■ EXERCISE: What comes back must be the data itself, retyped exactly.

*** Opening THE DATA ***

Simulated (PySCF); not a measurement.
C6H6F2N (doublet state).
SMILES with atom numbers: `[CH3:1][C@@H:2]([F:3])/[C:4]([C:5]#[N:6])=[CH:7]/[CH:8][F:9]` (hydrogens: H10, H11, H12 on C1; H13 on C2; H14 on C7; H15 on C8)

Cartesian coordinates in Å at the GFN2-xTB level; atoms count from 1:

*** Closing THE DATA ***

■ TASK RESULT:
Simulated (PySCF); not a measurement.
C6H6F2N (doublet state).
SMILES with atom numbers: `[CH3:1][C@@H:2]([F:3])/[C:4]([C:5]#[N:6])=[CH:7]/[CH:8][F:9]` (hydrogens: H10, H11, H12 on C1; H13 on C2; H14 on C7; H15 on C8)

Cartesian coordinates in Å at the GFN2-xTB level; atoms count from 1:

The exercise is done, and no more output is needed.